*** Opening Given data ***

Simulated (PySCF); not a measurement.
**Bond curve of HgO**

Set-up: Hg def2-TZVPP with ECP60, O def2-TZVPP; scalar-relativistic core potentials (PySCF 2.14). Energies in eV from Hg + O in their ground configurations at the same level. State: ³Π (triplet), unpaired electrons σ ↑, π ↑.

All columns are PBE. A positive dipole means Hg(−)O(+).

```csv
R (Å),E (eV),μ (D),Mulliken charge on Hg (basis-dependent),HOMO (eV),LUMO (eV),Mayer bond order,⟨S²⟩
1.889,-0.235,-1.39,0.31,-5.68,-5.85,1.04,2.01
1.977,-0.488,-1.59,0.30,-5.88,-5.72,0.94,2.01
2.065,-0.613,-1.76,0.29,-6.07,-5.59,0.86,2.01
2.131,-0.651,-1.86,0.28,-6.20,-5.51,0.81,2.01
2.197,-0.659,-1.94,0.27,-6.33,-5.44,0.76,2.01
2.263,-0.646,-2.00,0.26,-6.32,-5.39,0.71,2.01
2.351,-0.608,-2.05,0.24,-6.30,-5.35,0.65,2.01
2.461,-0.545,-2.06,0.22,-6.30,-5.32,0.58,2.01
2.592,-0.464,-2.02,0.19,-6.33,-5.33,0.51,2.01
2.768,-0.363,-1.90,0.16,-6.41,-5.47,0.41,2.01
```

*** Closing Given data ***

• [Assignment]:
Restate the entries above, keeping every word intact.

• [Task result]:
Simulated (PySCF); not a measurement.
**Bond curve of HgO**

Set-up: Hg def2-TZVPP with ECP60, O def2-TZVPP; scalar-relativistic core potentials (PySCF 2.14). Energies in eV from Hg + O in their ground configurations at the same level. State: ³Π (triplet), unpaired electrons σ ↑, π ↑.

All columns are PBE. A positive dipole means Hg(−)O(+).

```csv
R (Å),E (eV),μ (D),Mulliken charge on Hg (basis-dependent),HOMO (eV),LUMO (eV),Mayer bond order,⟨S²⟩
1.889,-0.235,-1.39,0.31,-5.68,-5.85,1.04,2.01
1.977,-0.488,-1.59,0.30,-5.88,-5.72,0.94,2.01
2.065,-0.613,-1.76,0.29,-6.07,-5.59,0.86,2.01
2.131,-0.651,-1.86,0.28,-6.20,-5.51,0.81,2.01
2.197,-0.659,-1.94,0.27,-6.33,-5.44,0.76,2.01
2.263,-0.646,-2.00,0.26,-6.32,-5.39,0.71,2.01
2.351,-0.608,-2.05,0.24,-6.30,-5.35,0.65,2.01
2.461,-0.545,-2.06,0.22,-6.30,-5.32,0.58,2.01
2.592,-0.464,-2.02,0.19,-6.33,-5.33,0.51,2.01
2.768,-0.363,-1.90,0.16,-6.41,-5.47,0.41,2.01
```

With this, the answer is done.